**AVAILABLE DATA**
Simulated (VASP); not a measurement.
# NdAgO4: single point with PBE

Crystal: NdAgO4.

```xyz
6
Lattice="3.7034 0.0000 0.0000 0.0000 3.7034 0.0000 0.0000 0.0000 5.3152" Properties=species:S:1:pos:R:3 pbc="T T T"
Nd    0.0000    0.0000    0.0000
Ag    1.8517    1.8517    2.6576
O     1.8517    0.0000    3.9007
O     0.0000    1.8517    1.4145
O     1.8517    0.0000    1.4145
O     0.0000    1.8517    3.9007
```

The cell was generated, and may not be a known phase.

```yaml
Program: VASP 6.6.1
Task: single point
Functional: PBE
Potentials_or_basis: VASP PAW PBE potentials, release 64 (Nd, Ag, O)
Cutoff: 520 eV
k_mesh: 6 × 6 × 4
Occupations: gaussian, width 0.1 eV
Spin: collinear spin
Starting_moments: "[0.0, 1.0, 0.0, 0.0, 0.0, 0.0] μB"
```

**ASSIGNMENT**
Without omission, retype the full listing shown above.

**TASK ANSWER**
Simulated (VASP); not a measurement.
# NdAgO4: single point with PBE

Crystal: NdAgO4.

```xyz
6
Lattice="3.7034 0.0000 0.0000 0.0000 3.7034 0.0000 0.0000 0.0000 5.3152" Properties=species:S:1:pos:R:3 pbc="T T T"
Nd    0.0000    0.0000    0.0000
Ag    1.8517    1.8517    2.6576
O     1.8517    0.0000    3.9007
O     0.0000    1.8517    1.4145
O     1.8517    0.0000    1.4145
O     0.0000    1.8517    3.9007
```

The cell was generated, and may not be a known phase.

```yaml
Program: VASP 6.6.1
Task: single point
Functional: PBE
Potentials_or_basis: VASP PAW PBE potentials, release 64 (Nd, Ag, O)
Cutoff: 520 eV
k_mesh: 6 × 6 × 4
Occupations: gaussian, width 0.1 eV
Spin: collinear spin
Starting_moments: "[0.0, 1.0, 0.0, 0.0, 0.0, 0.0] μB"
```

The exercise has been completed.